GIVEN ENTRIES:
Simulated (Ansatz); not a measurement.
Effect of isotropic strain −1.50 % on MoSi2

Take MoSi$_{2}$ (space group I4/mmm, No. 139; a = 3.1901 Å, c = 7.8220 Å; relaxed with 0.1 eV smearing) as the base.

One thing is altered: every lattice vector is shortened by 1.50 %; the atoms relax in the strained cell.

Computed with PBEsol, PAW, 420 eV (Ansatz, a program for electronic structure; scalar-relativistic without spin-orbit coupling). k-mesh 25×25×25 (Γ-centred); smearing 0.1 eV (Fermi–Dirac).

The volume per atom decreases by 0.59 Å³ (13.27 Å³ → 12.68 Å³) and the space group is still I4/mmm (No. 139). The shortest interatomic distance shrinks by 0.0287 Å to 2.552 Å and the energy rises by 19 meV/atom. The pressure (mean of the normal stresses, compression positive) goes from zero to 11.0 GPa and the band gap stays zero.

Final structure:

ASSIGNED TASK:
What is needed is an exact copy of the lines from the start of the listing through the line where "Computed with PBEsol, PAW, 420" sits, please, both end lines included and nothing more.

RESPONSE AREA:
Simulated (Ansatz); not a measurement.
Effect of isotropic strain −1.50 % on MoSi2

Take MoSi$_{2}$ (space group I4/mmm, No. 139; a = 3.1901 Å, c = 7.8220 Å; relaxed with 0.1 eV smearing) as the base.

One thing is altered: every lattice vector is shortened by 1.50 %; the atoms relax in the strained cell.

Computed with PBEsol, PAW, 420 eV (Ansatz, a program for electronic structure; scalar-relativistic without spin-orbit coupling). k-mesh 25×25×25 (Γ-centred); smearing 0.1 eV (Fermi–Dirac).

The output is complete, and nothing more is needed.